* [Activity]:
Write out again, please, the records below from the first line to the line holding "# Computed records: GaP", inclusive, and nothing else.

* [Records supplied]:
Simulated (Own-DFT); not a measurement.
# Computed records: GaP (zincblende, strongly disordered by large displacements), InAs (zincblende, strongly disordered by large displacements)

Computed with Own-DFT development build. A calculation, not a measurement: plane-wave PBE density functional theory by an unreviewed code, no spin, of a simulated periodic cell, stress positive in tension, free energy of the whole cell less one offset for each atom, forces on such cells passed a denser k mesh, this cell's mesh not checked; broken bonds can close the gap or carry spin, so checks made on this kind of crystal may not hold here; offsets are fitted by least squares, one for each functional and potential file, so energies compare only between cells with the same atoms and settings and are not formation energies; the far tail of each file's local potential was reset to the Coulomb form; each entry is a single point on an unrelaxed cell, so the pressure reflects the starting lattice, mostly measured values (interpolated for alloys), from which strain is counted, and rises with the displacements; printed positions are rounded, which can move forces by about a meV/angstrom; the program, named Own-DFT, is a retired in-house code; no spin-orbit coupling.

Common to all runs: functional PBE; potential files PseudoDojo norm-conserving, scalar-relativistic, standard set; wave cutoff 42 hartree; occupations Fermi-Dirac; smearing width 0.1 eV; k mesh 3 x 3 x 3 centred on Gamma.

* [Answer box]:
Simulated (Own-DFT); not a measurement.
# Computed records: GaP (zincblende, strongly disordered by large displacements), InAs (zincblende, strongly disordered by large displacements)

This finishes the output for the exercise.